§ Requirement:
The listing below should be written out again word for word, please.

§ Data listing:
********

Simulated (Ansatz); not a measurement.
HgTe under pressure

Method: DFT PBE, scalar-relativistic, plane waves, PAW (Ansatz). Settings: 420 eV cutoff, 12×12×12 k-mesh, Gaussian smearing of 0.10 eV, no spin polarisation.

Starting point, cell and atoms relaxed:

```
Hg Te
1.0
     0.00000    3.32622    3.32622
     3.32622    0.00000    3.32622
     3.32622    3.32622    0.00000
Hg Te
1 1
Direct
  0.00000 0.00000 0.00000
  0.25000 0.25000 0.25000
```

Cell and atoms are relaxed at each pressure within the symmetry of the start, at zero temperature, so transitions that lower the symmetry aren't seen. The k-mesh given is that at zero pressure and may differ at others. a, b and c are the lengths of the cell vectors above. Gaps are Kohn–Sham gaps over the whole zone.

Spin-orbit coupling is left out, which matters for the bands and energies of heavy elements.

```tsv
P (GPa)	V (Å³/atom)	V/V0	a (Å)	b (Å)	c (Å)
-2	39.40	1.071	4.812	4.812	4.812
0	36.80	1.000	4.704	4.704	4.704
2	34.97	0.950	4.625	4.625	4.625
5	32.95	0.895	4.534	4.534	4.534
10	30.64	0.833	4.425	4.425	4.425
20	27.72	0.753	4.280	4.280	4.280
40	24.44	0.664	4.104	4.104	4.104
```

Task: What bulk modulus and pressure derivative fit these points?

********

§ Written solution:
Simulated (Ansatz); not a measurement.
HgTe under pressure

Method: DFT PBE, scalar-relativistic, plane waves, PAW (Ansatz). Settings: 420 eV cutoff, 12×12×12 k-mesh, Gaussian smearing of 0.10 eV, no spin polarisation.

Starting point, cell and atoms relaxed:

```
Hg Te
1.0
     0.00000    3.32622    3.32622
     3.32622    0.00000    3.32622
     3.32622    3.32622    0.00000
Hg Te
1 1
Direct
  0.00000 0.00000 0.00000
  0.25000 0.25000 0.25000
```

Cell and atoms are relaxed at each pressure within the symmetry of the start, at zero temperature, so transitions that lower the symmetry aren't seen. The k-mesh given is that at zero pressure and may differ at others. a, b and c are the lengths of the cell vectors above. Gaps are Kohn–Sham gaps over the whole zone.

Spin-orbit coupling is left out, which matters for the bands and energies of heavy elements.

```tsv
P (GPa)	V (Å³/atom)	V/V0	a (Å)	b (Å)	c (Å)
-2	39.40	1.071	4.812	4.812	4.812
0	36.80	1.000	4.704	4.704	4.704
2	34.97	0.950	4.625	4.625	4.625
5	32.95	0.895	4.534	4.534	4.534
10	30.64	0.833	4.425	4.425	4.425
20	27.72	0.753	4.280	4.280	4.280
40	24.44	0.664	4.104	4.104	4.104
```

Task: What bulk modulus and pressure derivative fit these points?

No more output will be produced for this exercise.